**Work request:** The listing must be reproduced in full, exactly as it stands.

**Recorded data:**
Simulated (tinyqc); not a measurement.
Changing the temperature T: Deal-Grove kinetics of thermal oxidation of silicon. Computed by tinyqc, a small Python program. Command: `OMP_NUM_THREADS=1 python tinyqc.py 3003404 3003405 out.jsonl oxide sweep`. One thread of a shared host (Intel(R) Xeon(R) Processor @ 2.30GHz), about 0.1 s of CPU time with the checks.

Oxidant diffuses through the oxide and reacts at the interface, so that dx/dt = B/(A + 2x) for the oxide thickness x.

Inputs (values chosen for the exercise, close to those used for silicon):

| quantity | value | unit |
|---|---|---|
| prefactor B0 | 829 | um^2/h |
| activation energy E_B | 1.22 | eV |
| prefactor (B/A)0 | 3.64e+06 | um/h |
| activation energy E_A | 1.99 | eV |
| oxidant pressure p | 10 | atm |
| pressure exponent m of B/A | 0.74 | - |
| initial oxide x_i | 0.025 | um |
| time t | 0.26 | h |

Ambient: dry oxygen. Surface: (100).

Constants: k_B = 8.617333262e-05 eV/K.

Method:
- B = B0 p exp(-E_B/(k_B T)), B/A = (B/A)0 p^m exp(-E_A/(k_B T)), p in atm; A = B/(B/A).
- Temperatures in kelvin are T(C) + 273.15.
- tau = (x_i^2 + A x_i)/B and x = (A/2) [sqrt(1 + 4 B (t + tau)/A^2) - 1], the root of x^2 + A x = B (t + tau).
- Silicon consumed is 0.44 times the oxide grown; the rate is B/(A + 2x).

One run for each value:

**Solution:**
Simulated (tinyqc); not a measurement.
Changing the temperature T: Deal-Grove kinetics of thermal oxidation of silicon. Computed by tinyqc, a small Python program. Command: `OMP_NUM_THREADS=1 python tinyqc.py 3003404 3003405 out.jsonl oxide sweep`. One thread of a shared host (Intel(R) Xeon(R) Processor @ 2.30GHz), about 0.1 s of CPU time with the checks.

Oxidant diffuses through the oxide and reacts at the interface, so that dx/dt = B/(A + 2x) for the oxide thickness x.

Inputs (values chosen for the exercise, close to those used for silicon):

| quantity | value | unit |
|---|---|---|
| prefactor B0 | 829 | um^2/h |
| activation energy E_B | 1.22 | eV |
| prefactor (B/A)0 | 3.64e+06 | um/h |
| activation energy E_A | 1.99 | eV |
| oxidant pressure p | 10 | atm |
| pressure exponent m of B/A | 0.74 | - |
| initial oxide x_i | 0.025 | um |
| time t | 0.26 | h |

Ambient: dry oxygen. Surface: (100).

Constants: k_B = 8.617333262e-05 eV/K.

Method:
- B = B0 p exp(-E_B/(k_B T)), B/A = (B/A)0 p^m exp(-E_A/(k_B T)), p in atm; A = B/(B/A).
- Temperatures in kelvin are T(C) + 273.15.
- tau = (x_i^2 + A x_i)/B and x = (A/2) [sqrt(1 + 4 B (t + tau)/A^2) - 1], the root of x^2 + A x = B (t + tau).
- Silicon consumed is 0.44 times the oxide grown; the rate is B/(A + 2x).

One run for each value:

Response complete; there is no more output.